> [Assigned task]: The expected output is the complete data, reproduced exactly.

> [Entries provided]:
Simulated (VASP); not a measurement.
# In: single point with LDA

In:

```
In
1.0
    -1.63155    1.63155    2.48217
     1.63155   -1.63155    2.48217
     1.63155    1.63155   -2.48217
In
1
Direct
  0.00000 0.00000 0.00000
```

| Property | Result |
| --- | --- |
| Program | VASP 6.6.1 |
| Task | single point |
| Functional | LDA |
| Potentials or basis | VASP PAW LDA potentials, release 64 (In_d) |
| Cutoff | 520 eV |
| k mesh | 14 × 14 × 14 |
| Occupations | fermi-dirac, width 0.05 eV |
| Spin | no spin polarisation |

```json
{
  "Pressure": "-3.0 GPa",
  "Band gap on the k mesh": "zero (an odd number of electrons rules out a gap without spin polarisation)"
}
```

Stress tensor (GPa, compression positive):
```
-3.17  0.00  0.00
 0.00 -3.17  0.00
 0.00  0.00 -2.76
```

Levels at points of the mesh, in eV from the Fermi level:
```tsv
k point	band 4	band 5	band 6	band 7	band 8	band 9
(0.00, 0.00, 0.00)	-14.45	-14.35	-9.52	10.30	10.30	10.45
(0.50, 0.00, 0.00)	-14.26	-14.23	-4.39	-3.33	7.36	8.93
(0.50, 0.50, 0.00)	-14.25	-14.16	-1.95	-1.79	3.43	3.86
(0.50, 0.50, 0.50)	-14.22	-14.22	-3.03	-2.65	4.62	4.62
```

> [Worked solution]:
Simulated (VASP); not a measurement.
# In: single point with LDA

In:

```
In
1.0
    -1.63155    1.63155    2.48217
     1.63155   -1.63155    2.48217
     1.63155    1.63155   -2.48217
In
1
Direct
  0.00000 0.00000 0.00000
```

| Property | Result |
| --- | --- |
| Program | VASP 6.6.1 |
| Task | single point |
| Functional | LDA |
| Potentials or basis | VASP PAW LDA potentials, release 64 (In_d) |
| Cutoff | 520 eV |
| k mesh | 14 × 14 × 14 |
| Occupations | fermi-dirac, width 0.05 eV |
| Spin | no spin polarisation |

```json
{
  "Pressure": "-3.0 GPa",
  "Band gap on the k mesh": "zero (an odd number of electrons rules out a gap without spin polarisation)"
}
```

Stress tensor (GPa, compression positive):
```
-3.17  0.00  0.00
 0.00 -3.17  0.00
 0.00  0.00 -2.76
```

Levels at points of the mesh, in eV from the Fermi level:
```tsv
k point	band 4	band 5	band 6	band 7	band 8	band 9
(0.00, 0.00, 0.00)	-14.45	-14.35	-9.52	10.30	10.30	10.45
(0.50, 0.00, 0.00)	-14.26	-14.23	-4.39	-3.33	7.36	8.93
(0.50, 0.50, 0.00)	-14.25	-14.16	-1.95	-1.79	3.43	3.86
(0.50, 0.50, 0.50)	-14.22	-14.22	-3.03	-2.65	4.62	4.62
```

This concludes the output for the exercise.